BEGIN GIVEN DATA

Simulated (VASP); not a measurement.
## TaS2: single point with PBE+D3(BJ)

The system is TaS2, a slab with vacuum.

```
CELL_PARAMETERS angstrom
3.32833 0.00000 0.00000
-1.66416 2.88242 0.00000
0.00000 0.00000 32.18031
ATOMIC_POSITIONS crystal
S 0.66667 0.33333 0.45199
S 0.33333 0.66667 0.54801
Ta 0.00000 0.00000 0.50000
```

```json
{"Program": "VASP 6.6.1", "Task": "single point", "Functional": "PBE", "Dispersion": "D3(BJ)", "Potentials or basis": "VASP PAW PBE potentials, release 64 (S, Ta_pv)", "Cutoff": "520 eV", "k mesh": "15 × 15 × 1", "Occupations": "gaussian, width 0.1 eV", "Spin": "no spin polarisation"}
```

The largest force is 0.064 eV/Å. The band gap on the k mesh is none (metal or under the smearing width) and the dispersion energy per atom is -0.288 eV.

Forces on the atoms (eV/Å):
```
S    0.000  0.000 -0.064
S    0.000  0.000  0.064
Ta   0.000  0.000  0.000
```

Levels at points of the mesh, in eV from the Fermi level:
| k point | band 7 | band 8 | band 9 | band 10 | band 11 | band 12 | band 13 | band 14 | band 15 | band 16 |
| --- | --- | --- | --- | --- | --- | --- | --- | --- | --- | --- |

END GIVEN DATA

EXERCISE:
Please print verbatim each line from the first line of the entries above to the line that contains "Forces on the", inclusive, and nothing more.

ANSWER AREA:
Simulated (VASP); not a measurement.
## TaS2: single point with PBE+D3(BJ)

The system is TaS2, a slab with vacuum.

```
CELL_PARAMETERS angstrom
3.32833 0.00000 0.00000
-1.66416 2.88242 0.00000
0.00000 0.00000 32.18031
ATOMIC_POSITIONS crystal
S 0.66667 0.33333 0.45199
S 0.33333 0.66667 0.54801
Ta 0.00000 0.00000 0.50000
```

```json
{"Program": "VASP 6.6.1", "Task": "single point", "Functional": "PBE", "Dispersion": "D3(BJ)", "Potentials or basis": "VASP PAW PBE potentials, release 64 (S, Ta_pv)", "Cutoff": "520 eV", "k mesh": "15 × 15 × 1", "Occupations": "gaussian, width 0.1 eV", "Spin": "no spin polarisation"}
```

The largest force is 0.064 eV/Å. The band gap on the k mesh is none (metal or under the smearing width) and the dispersion energy per atom is -0.288 eV.

Forces on the atoms (eV/Å):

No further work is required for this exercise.